- RECORDED DATA -
BEGIN

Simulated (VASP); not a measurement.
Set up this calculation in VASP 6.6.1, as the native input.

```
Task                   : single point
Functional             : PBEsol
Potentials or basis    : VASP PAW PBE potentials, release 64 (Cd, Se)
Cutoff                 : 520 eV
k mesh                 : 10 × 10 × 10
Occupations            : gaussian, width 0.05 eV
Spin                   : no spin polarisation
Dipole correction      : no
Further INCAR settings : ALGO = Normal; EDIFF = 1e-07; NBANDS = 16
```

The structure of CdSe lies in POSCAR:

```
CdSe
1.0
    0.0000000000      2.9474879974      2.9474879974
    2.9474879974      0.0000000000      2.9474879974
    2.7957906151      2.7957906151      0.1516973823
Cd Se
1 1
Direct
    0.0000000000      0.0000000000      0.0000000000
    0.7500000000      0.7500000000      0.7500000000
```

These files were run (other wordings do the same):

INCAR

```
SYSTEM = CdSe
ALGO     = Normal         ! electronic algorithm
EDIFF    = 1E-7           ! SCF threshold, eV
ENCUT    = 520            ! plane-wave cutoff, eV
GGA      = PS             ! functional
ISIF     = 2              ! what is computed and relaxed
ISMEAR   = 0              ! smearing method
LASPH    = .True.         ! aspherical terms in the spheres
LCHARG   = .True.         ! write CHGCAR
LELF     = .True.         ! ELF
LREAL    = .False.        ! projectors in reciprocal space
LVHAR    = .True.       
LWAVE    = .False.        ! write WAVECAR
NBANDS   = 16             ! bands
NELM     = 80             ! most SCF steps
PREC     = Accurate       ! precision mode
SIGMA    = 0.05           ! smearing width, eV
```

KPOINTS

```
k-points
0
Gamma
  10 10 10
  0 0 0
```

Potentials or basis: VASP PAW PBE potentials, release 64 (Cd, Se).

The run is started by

END

- REQUIREMENT -
The line containing "Potentials or basis: VASP" marks the end: copy exactly every line from the top of the data above down to it, that line included.

- WRITTEN REPLY -
Simulated (VASP); not a measurement.
Set up this calculation in VASP 6.6.1, as the native input.

```
Task                   : single point
Functional             : PBEsol
Potentials or basis    : VASP PAW PBE potentials, release 64 (Cd, Se)
Cutoff                 : 520 eV
k mesh                 : 10 × 10 × 10
Occupations            : gaussian, width 0.05 eV
Spin                   : no spin polarisation
Dipole correction      : no
Further INCAR settings : ALGO = Normal; EDIFF = 1e-07; NBANDS = 16
```

The structure of CdSe lies in POSCAR:

```
CdSe
1.0
    0.0000000000      2.9474879974      2.9474879974
    2.9474879974      0.0000000000      2.9474879974
    2.7957906151      2.7957906151      0.1516973823
Cd Se
1 1
Direct
    0.0000000000      0.0000000000      0.0000000000
    0.7500000000      0.7500000000      0.7500000000
```

These files were run (other wordings do the same):

INCAR

```
SYSTEM = CdSe
ALGO     = Normal         ! electronic algorithm
EDIFF    = 1E-7           ! SCF threshold, eV
ENCUT    = 520            ! plane-wave cutoff, eV
GGA      = PS             ! functional
ISIF     = 2              ! what is computed and relaxed
ISMEAR   = 0              ! smearing method
LASPH    = .True.         ! aspherical terms in the spheres
LCHARG   = .True.         ! write CHGCAR
LELF     = .True.         ! ELF
LREAL    = .False.        ! projectors in reciprocal space
LVHAR    = .True.       
LWAVE    = .False.        ! write WAVECAR
NBANDS   = 16             ! bands
NELM     = 80             ! most SCF steps
PREC     = Accurate       ! precision mode
SIGMA    = 0.05           ! smearing width, eV
```

KPOINTS

```
k-points
0
Gamma
  10 10 10
  0 0 0
```

Potentials or basis: VASP PAW PBE potentials, release 64 (Cd, Se).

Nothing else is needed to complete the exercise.